### Work instruction
Copy out, word for word, the lines from the start of the data below through the line containing "0.2 | 0.00 |", and no others.

### The data
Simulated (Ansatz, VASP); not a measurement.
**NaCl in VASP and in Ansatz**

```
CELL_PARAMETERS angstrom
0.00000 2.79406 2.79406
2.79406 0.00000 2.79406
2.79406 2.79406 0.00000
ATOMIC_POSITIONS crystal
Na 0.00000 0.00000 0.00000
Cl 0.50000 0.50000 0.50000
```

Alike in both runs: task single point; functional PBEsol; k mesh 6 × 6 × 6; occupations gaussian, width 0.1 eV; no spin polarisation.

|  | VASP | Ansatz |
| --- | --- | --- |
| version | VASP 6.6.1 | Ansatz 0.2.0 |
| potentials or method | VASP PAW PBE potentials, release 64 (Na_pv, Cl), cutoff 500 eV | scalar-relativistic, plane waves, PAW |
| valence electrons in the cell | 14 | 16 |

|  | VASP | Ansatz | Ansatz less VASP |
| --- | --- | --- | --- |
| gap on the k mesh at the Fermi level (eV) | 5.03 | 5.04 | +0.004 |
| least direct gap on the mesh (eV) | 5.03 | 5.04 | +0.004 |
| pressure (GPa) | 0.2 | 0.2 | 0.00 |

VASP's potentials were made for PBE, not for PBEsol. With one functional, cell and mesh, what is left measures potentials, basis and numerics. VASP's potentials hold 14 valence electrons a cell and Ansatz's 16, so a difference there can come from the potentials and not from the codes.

### Answer box
Simulated (Ansatz, VASP); not a measurement.
**NaCl in VASP and in Ansatz**

```
CELL_PARAMETERS angstrom
0.00000 2.79406 2.79406
2.79406 0.00000 2.79406
2.79406 2.79406 0.00000
ATOMIC_POSITIONS crystal
Na 0.00000 0.00000 0.00000
Cl 0.50000 0.50000 0.50000
```

Alike in both runs: task single point; functional PBEsol; k mesh 6 × 6 × 6; occupations gaussian, width 0.1 eV; no spin polarisation.

|  | VASP | Ansatz |
| --- | --- | --- |
| version | VASP 6.6.1 | Ansatz 0.2.0 |
| potentials or method | VASP PAW PBE potentials, release 64 (Na_pv, Cl), cutoff 500 eV | scalar-relativistic, plane waves, PAW |
| valence electrons in the cell | 14 | 16 |

|  | VASP | Ansatz | Ansatz less VASP |
| --- | --- | --- | --- |
| gap on the k mesh at the Fermi level (eV) | 5.03 | 5.04 | +0.004 |
| least direct gap on the mesh (eV) | 5.03 | 5.04 | +0.004 |
| pressure (GPa) | 0.2 | 0.2 | 0.00 |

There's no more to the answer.